▶ [Supplied information]
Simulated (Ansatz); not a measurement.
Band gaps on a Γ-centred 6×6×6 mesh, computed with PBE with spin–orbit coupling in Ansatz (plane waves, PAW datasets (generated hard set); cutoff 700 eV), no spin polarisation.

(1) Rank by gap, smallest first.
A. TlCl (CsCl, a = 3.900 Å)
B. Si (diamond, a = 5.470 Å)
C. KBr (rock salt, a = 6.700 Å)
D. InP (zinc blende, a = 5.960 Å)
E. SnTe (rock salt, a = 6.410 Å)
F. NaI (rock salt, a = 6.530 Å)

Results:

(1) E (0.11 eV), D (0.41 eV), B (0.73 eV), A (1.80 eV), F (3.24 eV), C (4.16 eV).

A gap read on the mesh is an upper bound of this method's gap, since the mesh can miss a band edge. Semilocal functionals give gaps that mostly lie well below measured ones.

▶ [Requirement] Only the data above, repeated exactly, should make up the reply.

▶ [Result]
Simulated (Ansatz); not a measurement.
Band gaps on a Γ-centred 6×6×6 mesh, computed with PBE with spin–orbit coupling in Ansatz (plane waves, PAW datasets (generated hard set); cutoff 700 eV), no spin polarisation.

(1) Rank by gap, smallest first.
A. TlCl (CsCl, a = 3.900 Å)
B. Si (diamond, a = 5.470 Å)
C. KBr (rock salt, a = 6.700 Å)
D. InP (zinc blende, a = 5.960 Å)
E. SnTe (rock salt, a = 6.410 Å)
F. NaI (rock salt, a = 6.530 Å)

Results:

(1) E (0.11 eV), D (0.41 eV), B (0.73 eV), A (1.80 eV), F (3.24 eV), C (4.16 eV).

A gap read on the mesh is an upper bound of this method's gap, since the mesh can miss a band edge. Semilocal functionals give gaps that mostly lie well below measured ones.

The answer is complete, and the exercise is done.